==== PROVIDED RECORDS ====

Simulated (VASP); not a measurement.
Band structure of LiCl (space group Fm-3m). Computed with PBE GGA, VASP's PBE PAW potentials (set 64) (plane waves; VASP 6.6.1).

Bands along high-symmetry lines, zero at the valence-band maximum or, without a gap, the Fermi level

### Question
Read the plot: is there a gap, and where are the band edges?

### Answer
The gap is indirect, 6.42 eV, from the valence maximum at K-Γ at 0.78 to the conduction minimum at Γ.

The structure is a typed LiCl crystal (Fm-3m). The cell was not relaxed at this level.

====

### WORK ITEM
For each entry above, please make an exact copy.

### EXERCISE SOLUTION
Simulated (VASP); not a measurement.
Band structure of LiCl (space group Fm-3m). Computed with PBE GGA, VASP's PBE PAW potentials (set 64) (plane waves; VASP 6.6.1).

Bands along high-symmetry lines, zero at the valence-band maximum or, without a gap, the Fermi level

### Question
Read the plot: is there a gap, and where are the band edges?

### Answer
The gap is indirect, 6.42 eV, from the valence maximum at K-Γ at 0.78 to the conduction minimum at Γ.

The structure is a typed LiCl crystal (Fm-3m). The cell was not relaxed at this level.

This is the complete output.